- - -
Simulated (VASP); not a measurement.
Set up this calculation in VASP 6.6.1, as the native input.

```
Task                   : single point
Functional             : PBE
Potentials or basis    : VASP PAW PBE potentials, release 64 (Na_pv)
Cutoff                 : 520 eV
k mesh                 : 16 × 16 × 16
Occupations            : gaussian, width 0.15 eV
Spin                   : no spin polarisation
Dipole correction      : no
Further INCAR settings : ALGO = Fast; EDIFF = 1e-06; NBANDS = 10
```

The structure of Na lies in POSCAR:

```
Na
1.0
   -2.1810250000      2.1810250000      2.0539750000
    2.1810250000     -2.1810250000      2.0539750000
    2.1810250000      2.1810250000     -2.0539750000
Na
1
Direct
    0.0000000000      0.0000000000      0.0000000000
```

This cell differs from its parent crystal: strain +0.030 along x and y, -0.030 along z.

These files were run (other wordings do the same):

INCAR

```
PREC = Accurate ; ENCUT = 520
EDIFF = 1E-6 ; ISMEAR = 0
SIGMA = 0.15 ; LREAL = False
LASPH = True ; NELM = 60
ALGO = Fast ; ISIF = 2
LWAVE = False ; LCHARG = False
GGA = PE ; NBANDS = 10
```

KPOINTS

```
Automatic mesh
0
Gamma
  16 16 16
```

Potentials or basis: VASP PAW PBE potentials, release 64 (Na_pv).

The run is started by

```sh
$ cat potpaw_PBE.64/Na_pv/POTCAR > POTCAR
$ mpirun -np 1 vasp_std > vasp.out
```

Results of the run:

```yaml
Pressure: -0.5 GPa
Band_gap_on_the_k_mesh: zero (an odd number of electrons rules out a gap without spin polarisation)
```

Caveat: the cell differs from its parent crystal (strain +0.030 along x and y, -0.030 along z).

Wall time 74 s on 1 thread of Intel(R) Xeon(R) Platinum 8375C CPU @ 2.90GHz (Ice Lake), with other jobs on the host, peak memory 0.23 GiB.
- - -

Activity: Repeat the material above exactly, beginning with its first line and ending with the line that holds "Caveat: the cell", and leave out everything else.

Written solution:
Simulated (VASP); not a measurement.
Set up this calculation in VASP 6.6.1, as the native input.

```
Task                   : single point
Functional             : PBE
Potentials or basis    : VASP PAW PBE potentials, release 64 (Na_pv)
Cutoff                 : 520 eV
k mesh                 : 16 × 16 × 16
Occupations            : gaussian, width 0.15 eV
Spin                   : no spin polarisation
Dipole correction      : no
Further INCAR settings : ALGO = Fast; EDIFF = 1e-06; NBANDS = 10
```

The structure of Na lies in POSCAR:

```
Na
1.0
   -2.1810250000      2.1810250000      2.0539750000
    2.1810250000     -2.1810250000      2.0539750000
    2.1810250000      2.1810250000     -2.0539750000
Na
1
Direct
    0.0000000000      0.0000000000      0.0000000000
```

This cell differs from its parent crystal: strain +0.030 along x and y, -0.030 along z.

These files were run (other wordings do the same):

INCAR

```
PREC = Accurate ; ENCUT = 520
EDIFF = 1E-6 ; ISMEAR = 0
SIGMA = 0.15 ; LREAL = False
LASPH = True ; NELM = 60
ALGO = Fast ; ISIF = 2
LWAVE = False ; LCHARG = False
GGA = PE ; NBANDS = 10
```

KPOINTS

```
Automatic mesh
0
Gamma
  16 16 16
```

Potentials or basis: VASP PAW PBE potentials, release 64 (Na_pv).

The run is started by

```sh
$ cat potpaw_PBE.64/Na_pv/POTCAR > POTCAR
$ mpirun -np 1 vasp_std > vasp.out
```

Results of the run:

```yaml
Pressure: -0.5 GPa
Band_gap_on_the_k_mesh: zero (an odd number of electrons rules out a gap without spin polarisation)
```

Caveat: the cell differs from its parent crystal (strain +0.030 along x and y, -0.030 along z).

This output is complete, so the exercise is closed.